[Start of Attachment]
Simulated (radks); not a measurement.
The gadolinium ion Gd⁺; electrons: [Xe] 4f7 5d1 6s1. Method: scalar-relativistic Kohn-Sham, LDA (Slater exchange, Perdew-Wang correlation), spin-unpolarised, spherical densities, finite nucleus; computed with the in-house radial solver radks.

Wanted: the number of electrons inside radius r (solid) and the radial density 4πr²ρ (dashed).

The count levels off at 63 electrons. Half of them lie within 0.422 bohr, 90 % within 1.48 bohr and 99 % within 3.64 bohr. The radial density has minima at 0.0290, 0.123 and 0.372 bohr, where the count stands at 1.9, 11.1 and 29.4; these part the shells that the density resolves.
[End of Attachment]

■ **WORK ORDER**
Starting from the first line above, copy the data through to the last line exactly.

■ **RESPONSE BOX**
Simulated (radks); not a measurement.
The gadolinium ion Gd⁺; electrons: [Xe] 4f7 5d1 6s1. Method: scalar-relativistic Kohn-Sham, LDA (Slater exchange, Perdew-Wang correlation), spin-unpolarised, spherical densities, finite nucleus; computed with the in-house radial solver radks.

Wanted: the number of electrons inside radius r (solid) and the radial density 4πr²ρ (dashed).

The count levels off at 63 electrons. Half of them lie within 0.422 bohr, 90 % within 1.48 bohr and 99 % within 3.64 bohr. The radial density has minima at 0.0290, 0.123 and 0.372 bohr, where the count stands at 1.9, 11.1 and 29.4; these part the shells that the density resolves.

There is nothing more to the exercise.